○ ○ ○

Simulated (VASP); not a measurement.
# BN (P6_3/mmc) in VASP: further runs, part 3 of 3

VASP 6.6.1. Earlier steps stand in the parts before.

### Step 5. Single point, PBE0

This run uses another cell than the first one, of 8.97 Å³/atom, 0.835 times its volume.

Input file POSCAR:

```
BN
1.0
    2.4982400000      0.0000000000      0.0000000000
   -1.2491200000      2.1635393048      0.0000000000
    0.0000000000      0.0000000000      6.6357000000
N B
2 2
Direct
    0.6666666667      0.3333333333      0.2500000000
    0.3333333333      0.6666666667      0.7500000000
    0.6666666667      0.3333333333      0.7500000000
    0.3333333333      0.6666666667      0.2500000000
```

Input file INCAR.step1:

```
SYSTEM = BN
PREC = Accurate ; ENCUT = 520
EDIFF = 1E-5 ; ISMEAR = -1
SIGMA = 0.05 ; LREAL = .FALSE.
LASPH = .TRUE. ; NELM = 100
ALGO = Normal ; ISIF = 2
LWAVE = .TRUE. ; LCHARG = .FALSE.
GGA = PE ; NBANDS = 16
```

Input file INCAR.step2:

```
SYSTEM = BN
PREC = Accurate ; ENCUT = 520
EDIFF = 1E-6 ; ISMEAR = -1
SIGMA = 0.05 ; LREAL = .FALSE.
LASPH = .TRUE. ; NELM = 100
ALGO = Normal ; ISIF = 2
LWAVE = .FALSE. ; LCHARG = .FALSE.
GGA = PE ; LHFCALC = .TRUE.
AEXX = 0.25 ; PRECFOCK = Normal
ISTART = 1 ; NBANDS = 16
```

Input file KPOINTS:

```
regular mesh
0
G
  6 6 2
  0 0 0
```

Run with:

○ ○ ○

WORK ITEM. Write out, exactly and with nothing else, the lines of the listing above from its first line through the line with "This run uses".

EXERCISE SOLUTION.
Simulated (VASP); not a measurement.
# BN (P6_3/mmc) in VASP: further runs, part 3 of 3

VASP 6.6.1. Earlier steps stand in the parts before.

### Step 5. Single point, PBE0

This run uses another cell than the first one, of 8.97 Å³/atom, 0.835 times its volume.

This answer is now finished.